(WORK ORDER): After the line containing "# Bi2Se3 (Paraguanajuatite): accuracy", write nothing more; before it, reproduce every line of the material below exactly, starting with the first.

BEGIN EXTRACTED MATERIAL

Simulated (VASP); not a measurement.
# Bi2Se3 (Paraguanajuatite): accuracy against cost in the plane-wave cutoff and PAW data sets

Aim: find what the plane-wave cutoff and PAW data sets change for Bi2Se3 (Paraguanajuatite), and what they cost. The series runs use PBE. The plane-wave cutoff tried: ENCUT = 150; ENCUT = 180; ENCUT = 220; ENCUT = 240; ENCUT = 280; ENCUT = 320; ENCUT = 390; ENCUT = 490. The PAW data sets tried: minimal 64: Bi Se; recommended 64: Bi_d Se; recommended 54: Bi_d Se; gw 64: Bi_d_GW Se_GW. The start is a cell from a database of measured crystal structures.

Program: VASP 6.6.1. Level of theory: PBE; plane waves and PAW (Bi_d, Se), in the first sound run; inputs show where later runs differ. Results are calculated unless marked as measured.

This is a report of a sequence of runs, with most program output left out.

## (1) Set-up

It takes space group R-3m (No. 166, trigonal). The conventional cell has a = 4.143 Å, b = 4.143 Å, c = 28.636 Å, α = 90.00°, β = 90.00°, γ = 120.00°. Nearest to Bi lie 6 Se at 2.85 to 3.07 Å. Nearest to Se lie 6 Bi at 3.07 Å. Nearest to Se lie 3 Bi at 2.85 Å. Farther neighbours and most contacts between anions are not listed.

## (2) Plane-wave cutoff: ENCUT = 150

END EXTRACTED MATERIAL

(EXERCISE RESULT):
Simulated (VASP); not a measurement.
# Bi2Se3 (Paraguanajuatite): accuracy against cost in the plane-wave cutoff and PAW data sets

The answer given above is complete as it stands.